═══ INFORMATION SUPPLIED

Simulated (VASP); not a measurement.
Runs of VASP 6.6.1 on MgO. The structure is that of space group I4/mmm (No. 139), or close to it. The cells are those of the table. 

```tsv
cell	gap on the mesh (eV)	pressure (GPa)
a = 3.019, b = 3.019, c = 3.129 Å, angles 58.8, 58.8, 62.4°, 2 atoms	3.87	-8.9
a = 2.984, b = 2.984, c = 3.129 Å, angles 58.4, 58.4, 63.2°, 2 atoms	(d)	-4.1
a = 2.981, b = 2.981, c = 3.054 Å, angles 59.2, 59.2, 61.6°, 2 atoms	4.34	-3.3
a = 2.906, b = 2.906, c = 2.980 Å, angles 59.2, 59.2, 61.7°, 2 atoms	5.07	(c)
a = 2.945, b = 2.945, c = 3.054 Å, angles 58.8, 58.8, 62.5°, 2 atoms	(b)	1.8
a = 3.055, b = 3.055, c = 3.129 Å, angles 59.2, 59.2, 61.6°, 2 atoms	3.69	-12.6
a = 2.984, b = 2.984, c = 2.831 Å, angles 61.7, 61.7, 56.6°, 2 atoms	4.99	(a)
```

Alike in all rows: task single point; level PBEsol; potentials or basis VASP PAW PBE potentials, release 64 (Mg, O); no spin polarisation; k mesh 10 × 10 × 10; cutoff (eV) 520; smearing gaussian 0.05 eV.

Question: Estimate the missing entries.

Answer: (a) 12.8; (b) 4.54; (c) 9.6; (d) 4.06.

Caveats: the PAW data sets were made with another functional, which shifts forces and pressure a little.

══════

Repeat the listing in full, keeping every line exactly as it is.

Simulated (VASP); not a measurement.
Runs of VASP 6.6.1 on MgO. The structure is that of space group I4/mmm (No. 139), or close to it. The cells are those of the table. 

```tsv
cell	gap on the mesh (eV)	pressure (GPa)
a = 3.019, b = 3.019, c = 3.129 Å, angles 58.8, 58.8, 62.4°, 2 atoms	3.87	-8.9
a = 2.984, b = 2.984, c = 3.129 Å, angles 58.4, 58.4, 63.2°, 2 atoms	(d)	-4.1
a = 2.981, b = 2.981, c = 3.054 Å, angles 59.2, 59.2, 61.6°, 2 atoms	4.34	-3.3
a = 2.906, b = 2.906, c = 2.980 Å, angles 59.2, 59.2, 61.7°, 2 atoms	5.07	(c)
a = 2.945, b = 2.945, c = 3.054 Å, angles 58.8, 58.8, 62.5°, 2 atoms	(b)	1.8
a = 3.055, b = 3.055, c = 3.129 Å, angles 59.2, 59.2, 61.6°, 2 atoms	3.69	-12.6
a = 2.984, b = 2.984, c = 2.831 Å, angles 61.7, 61.7, 56.6°, 2 atoms	4.99	(a)
```

Alike in all rows: task single point; level PBEsol; potentials or basis VASP PAW PBE potentials, release 64 (Mg, O); no spin polarisation; k mesh 10 × 10 × 10; cutoff (eV) 520; smearing gaussian 0.05 eV.

Question: Estimate the missing entries.

Answer: (a) 12.8; (b) 4.54; (c) 9.6; (d) 4.06.

Caveats: the PAW data sets were made with another functional, which shifts forces and pressure a little.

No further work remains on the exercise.